• [TASK ITEM]:
Copy the listing below line for line, starting at its first line and ending with the line that has "between the two?**" in it. Add nothing.

***

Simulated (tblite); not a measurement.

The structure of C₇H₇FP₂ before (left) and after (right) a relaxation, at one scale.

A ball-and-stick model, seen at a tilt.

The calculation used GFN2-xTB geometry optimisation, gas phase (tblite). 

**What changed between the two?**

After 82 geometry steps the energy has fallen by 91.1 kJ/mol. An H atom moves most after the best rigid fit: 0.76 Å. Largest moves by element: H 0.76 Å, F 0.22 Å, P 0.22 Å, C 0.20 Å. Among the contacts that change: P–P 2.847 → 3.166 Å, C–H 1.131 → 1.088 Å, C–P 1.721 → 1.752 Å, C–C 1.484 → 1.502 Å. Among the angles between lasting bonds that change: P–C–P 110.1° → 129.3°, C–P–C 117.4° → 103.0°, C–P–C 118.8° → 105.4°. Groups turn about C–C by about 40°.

***

• [EXERCISE OUTPUT]:
Simulated (tblite); not a measurement.

The structure of C₇H₇FP₂ before (left) and after (right) a relaxation, at one scale.

A ball-and-stick model, seen at a tilt.

The calculation used GFN2-xTB geometry optimisation, gas phase (tblite). 

**What changed between the two?**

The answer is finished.